----- DATA TO EXAMINE -----
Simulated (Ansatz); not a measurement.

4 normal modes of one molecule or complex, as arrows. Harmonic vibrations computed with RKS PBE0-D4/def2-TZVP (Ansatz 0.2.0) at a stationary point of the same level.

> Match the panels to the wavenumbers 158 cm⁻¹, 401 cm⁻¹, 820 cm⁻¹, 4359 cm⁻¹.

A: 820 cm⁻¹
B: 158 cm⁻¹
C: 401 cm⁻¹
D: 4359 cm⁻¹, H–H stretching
-----

WORK ORDER:
Write out the full listing without altering anything.

RESPONSE AREA:
Simulated (Ansatz); not a measurement.

4 normal modes of one molecule or complex, as arrows. Harmonic vibrations computed with RKS PBE0-D4/def2-TZVP (Ansatz 0.2.0) at a stationary point of the same level.

> Match the panels to the wavenumbers 158 cm⁻¹, 401 cm⁻¹, 820 cm⁻¹, 4359 cm⁻¹.

A: 820 cm⁻¹
B: 158 cm⁻¹
C: 401 cm⁻¹
D: 4359 cm⁻¹, H–H stretching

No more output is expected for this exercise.